Requirement.
Beginning with the very first line, please reproduce the entries exactly through the line containing "The pressure is".

Segment Start: Dataset excerpts

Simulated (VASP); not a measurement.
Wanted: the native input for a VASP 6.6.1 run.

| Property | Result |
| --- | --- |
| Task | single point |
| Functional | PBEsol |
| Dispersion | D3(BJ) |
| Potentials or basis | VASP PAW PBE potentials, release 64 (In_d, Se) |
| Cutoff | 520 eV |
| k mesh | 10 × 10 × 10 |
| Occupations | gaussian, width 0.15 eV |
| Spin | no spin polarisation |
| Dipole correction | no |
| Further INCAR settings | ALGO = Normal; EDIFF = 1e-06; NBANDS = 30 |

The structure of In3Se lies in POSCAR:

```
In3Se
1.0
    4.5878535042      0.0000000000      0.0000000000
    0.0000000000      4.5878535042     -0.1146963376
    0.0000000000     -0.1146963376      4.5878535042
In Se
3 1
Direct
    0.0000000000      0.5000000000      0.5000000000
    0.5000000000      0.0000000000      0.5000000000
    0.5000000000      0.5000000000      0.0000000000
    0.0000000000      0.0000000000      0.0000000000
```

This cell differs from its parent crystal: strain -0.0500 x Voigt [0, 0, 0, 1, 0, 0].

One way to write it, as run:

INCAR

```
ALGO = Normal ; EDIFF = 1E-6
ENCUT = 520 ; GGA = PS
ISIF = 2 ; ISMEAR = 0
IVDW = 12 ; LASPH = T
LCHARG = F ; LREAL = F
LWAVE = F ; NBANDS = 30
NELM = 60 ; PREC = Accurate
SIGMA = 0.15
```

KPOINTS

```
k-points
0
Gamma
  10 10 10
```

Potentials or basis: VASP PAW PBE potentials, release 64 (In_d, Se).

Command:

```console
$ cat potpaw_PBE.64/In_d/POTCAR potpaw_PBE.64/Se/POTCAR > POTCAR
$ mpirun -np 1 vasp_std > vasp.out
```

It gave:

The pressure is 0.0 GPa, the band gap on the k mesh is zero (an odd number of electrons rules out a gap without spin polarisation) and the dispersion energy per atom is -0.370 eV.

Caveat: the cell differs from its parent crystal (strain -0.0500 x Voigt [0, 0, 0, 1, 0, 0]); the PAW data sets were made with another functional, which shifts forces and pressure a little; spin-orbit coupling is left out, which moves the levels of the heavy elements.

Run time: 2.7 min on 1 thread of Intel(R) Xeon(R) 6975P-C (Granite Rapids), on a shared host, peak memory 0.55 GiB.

Segment End: Dataset excerpts

Answer space.
Simulated (VASP); not a measurement.
Wanted: the native input for a VASP 6.6.1 run.

| Property | Result |
| --- | --- |
| Task | single point |
| Functional | PBEsol |
| Dispersion | D3(BJ) |
| Potentials or basis | VASP PAW PBE potentials, release 64 (In_d, Se) |
| Cutoff | 520 eV |
| k mesh | 10 × 10 × 10 |
| Occupations | gaussian, width 0.15 eV |
| Spin | no spin polarisation |
| Dipole correction | no |
| Further INCAR settings | ALGO = Normal; EDIFF = 1e-06; NBANDS = 30 |

The structure of In3Se lies in POSCAR:

```
In3Se
1.0
    4.5878535042      0.0000000000      0.0000000000
    0.0000000000      4.5878535042     -0.1146963376
    0.0000000000     -0.1146963376      4.5878535042
In Se
3 1
Direct
    0.0000000000      0.5000000000      0.5000000000
    0.5000000000      0.0000000000      0.5000000000
    0.5000000000      0.5000000000      0.0000000000
    0.0000000000      0.0000000000      0.0000000000
```

This cell differs from its parent crystal: strain -0.0500 x Voigt [0, 0, 0, 1, 0, 0].

One way to write it, as run:

INCAR

```
ALGO = Normal ; EDIFF = 1E-6
ENCUT = 520 ; GGA = PS
ISIF = 2 ; ISMEAR = 0
IVDW = 12 ; LASPH = T
LCHARG = F ; LREAL = F
LWAVE = F ; NBANDS = 30
NELM = 60 ; PREC = Accurate
SIGMA = 0.15
```

KPOINTS

```
k-points
0
Gamma
  10 10 10
```

Potentials or basis: VASP PAW PBE potentials, release 64 (In_d, Se).

Command:

```console
$ cat potpaw_PBE.64/In_d/POTCAR potpaw_PBE.64/Se/POTCAR > POTCAR
$ mpirun -np 1 vasp_std > vasp.out
```

It gave:

The pressure is 0.0 GPa, the band gap on the k mesh is zero (an odd number of electrons rules out a gap without spin polarisation) and the dispersion energy per atom is -0.370 eV.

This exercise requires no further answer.